Action item: The answer consists solely of the listing's lines from the first through the line containing "- k mesh: 4 × 2 × 4", each reproduced exactly.

Exercise data:
#####

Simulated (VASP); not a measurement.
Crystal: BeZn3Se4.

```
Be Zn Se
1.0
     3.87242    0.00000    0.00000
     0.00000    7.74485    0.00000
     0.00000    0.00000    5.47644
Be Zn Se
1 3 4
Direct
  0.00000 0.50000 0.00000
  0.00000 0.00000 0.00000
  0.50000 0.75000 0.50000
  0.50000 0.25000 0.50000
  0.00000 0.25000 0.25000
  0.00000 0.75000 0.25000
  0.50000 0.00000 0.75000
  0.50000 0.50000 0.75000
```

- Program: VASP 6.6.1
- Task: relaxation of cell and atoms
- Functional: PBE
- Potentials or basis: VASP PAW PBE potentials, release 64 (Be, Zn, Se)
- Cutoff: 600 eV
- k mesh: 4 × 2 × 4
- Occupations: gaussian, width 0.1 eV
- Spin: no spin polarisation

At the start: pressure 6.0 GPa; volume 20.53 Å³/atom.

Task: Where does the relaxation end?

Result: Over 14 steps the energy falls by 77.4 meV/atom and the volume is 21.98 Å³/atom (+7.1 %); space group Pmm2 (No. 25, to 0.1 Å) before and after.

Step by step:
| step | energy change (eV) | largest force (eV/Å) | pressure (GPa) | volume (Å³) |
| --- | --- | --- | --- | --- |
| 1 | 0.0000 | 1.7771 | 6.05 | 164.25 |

#####

Task solution:
Simulated (VASP); not a measurement.
Crystal: BeZn3Se4.

```
Be Zn Se
1.0
     3.87242    0.00000    0.00000
     0.00000    7.74485    0.00000
     0.00000    0.00000    5.47644
Be Zn Se
1 3 4
Direct
  0.00000 0.50000 0.00000
  0.00000 0.00000 0.00000
  0.50000 0.75000 0.50000
  0.50000 0.25000 0.50000
  0.00000 0.25000 0.25000
  0.00000 0.75000 0.25000
  0.50000 0.00000 0.75000
  0.50000 0.50000 0.75000
```

- Program: VASP 6.6.1
- Task: relaxation of cell and atoms
- Functional: PBE
- Potentials or basis: VASP PAW PBE potentials, release 64 (Be, Zn, Se)
- Cutoff: 600 eV
- k mesh: 4 × 2 × 4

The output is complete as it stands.